*Assigned task:*
Nothing should differ. Repeat every record as written.

*Excerpted records:*
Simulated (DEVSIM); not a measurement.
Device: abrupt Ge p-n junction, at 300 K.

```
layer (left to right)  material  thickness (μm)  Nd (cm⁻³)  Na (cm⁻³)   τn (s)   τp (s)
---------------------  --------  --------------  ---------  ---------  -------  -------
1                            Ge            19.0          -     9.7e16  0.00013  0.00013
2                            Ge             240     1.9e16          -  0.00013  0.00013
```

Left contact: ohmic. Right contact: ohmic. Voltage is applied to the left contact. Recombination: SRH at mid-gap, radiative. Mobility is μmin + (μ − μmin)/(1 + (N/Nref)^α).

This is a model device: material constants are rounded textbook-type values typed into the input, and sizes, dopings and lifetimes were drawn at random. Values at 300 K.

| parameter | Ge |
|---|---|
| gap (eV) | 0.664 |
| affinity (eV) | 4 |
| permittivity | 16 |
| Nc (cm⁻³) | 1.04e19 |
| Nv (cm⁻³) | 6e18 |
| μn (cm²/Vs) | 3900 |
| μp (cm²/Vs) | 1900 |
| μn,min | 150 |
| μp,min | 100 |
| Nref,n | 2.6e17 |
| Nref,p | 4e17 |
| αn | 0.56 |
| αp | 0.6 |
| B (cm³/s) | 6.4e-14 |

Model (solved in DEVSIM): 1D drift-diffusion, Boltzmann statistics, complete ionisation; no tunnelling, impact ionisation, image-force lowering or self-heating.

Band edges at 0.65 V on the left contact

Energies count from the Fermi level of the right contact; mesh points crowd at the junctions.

*Answer area:*
Simulated (DEVSIM); not a measurement.
Device: abrupt Ge p-n junction, at 300 K.

```
layer (left to right)  material  thickness (μm)  Nd (cm⁻³)  Na (cm⁻³)   τn (s)   τp (s)
---------------------  --------  --------------  ---------  ---------  -------  -------
1                            Ge            19.0          -     9.7e16  0.00013  0.00013
2                            Ge             240     1.9e16          -  0.00013  0.00013
```

Left contact: ohmic. Right contact: ohmic. Voltage is applied to the left contact. Recombination: SRH at mid-gap, radiative. Mobility is μmin + (μ − μmin)/(1 + (N/Nref)^α).

This is a model device: material constants are rounded textbook-type values typed into the input, and sizes, dopings and lifetimes were drawn at random. Values at 300 K.

| parameter | Ge |
|---|---|
| gap (eV) | 0.664 |
| affinity (eV) | 4 |
| permittivity | 16 |
| Nc (cm⁻³) | 1.04e19 |
| Nv (cm⁻³) | 6e18 |
| μn (cm²/Vs) | 3900 |
| μp (cm²/Vs) | 1900 |
| μn,min | 150 |
| μp,min | 100 |
| Nref,n | 2.6e17 |
| Nref,p | 4e17 |
| αn | 0.56 |
| αp | 0.6 |
| B (cm³/s) | 6.4e-14 |

Model (solved in DEVSIM): 1D drift-diffusion, Boltzmann statistics, complete ionisation; no tunnelling, impact ionisation, image-force lowering or self-heating.

Band edges at 0.65 V on the left contact

Energies count from the Fermi level of the right contact; mesh points crowd at the junctions.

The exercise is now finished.